▶ **Task item**: Write down, unchanged, the entries from the first line through the line holding "rms of the force components (eV/Å): 0.427.". Include no other line.

────

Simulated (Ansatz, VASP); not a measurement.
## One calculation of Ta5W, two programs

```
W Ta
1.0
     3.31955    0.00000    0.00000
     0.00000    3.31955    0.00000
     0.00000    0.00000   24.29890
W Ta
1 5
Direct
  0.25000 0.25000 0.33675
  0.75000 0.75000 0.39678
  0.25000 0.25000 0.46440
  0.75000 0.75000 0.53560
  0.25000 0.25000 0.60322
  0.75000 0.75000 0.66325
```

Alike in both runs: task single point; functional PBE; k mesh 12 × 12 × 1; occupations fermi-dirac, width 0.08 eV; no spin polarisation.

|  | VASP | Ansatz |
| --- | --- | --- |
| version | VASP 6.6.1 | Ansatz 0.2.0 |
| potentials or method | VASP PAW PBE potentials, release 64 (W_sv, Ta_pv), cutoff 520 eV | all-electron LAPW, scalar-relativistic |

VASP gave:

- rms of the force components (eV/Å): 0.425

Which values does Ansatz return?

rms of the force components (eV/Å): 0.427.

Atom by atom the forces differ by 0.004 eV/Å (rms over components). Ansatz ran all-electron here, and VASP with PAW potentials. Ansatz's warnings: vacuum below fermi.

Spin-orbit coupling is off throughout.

────

▶ **Task solution**:
Simulated (Ansatz, VASP); not a measurement.
## One calculation of Ta5W, two programs

```
W Ta
1.0
     3.31955    0.00000    0.00000
     0.00000    3.31955    0.00000
     0.00000    0.00000   24.29890
W Ta
1 5
Direct
  0.25000 0.25000 0.33675
  0.75000 0.75000 0.39678
  0.25000 0.25000 0.46440
  0.75000 0.75000 0.53560
  0.25000 0.25000 0.60322
  0.75000 0.75000 0.66325
```

Alike in both runs: task single point; functional PBE; k mesh 12 × 12 × 1; occupations fermi-dirac, width 0.08 eV; no spin polarisation.

|  | VASP | Ansatz |
| --- | --- | --- |
| version | VASP 6.6.1 | Ansatz 0.2.0 |
| potentials or method | VASP PAW PBE potentials, release 64 (W_sv, Ta_pv), cutoff 520 eV | all-electron LAPW, scalar-relativistic |

VASP gave:

- rms of the force components (eV/Å): 0.425

Which values does Ansatz return?

rms of the force components (eV/Å): 0.427.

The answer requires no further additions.